==========
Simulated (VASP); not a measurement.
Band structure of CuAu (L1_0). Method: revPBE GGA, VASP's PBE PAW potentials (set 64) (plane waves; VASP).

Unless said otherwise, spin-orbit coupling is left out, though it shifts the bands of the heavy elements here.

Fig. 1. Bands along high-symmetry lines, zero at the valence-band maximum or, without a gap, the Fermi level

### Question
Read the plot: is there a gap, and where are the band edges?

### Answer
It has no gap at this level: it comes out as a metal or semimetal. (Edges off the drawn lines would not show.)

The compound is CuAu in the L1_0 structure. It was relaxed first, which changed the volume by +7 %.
==========

• [Exercise]: Copy exactly the lines that run from the first line of the data to the line containing "It has no gap", please, with both ends included and nothing else.

• [Reply]:
Simulated (VASP); not a measurement.
Band structure of CuAu (L1_0). Method: revPBE GGA, VASP's PBE PAW potentials (set 64) (plane waves; VASP).

Unless said otherwise, spin-orbit coupling is left out, though it shifts the bands of the heavy elements here.

Fig. 1. Bands along high-symmetry lines, zero at the valence-band maximum or, without a gap, the Fermi level

### Question
Read the plot: is there a gap, and where are the band edges?

### Answer
It has no gap at this level: it comes out as a metal or semimetal. (Edges off the drawn lines would not show.)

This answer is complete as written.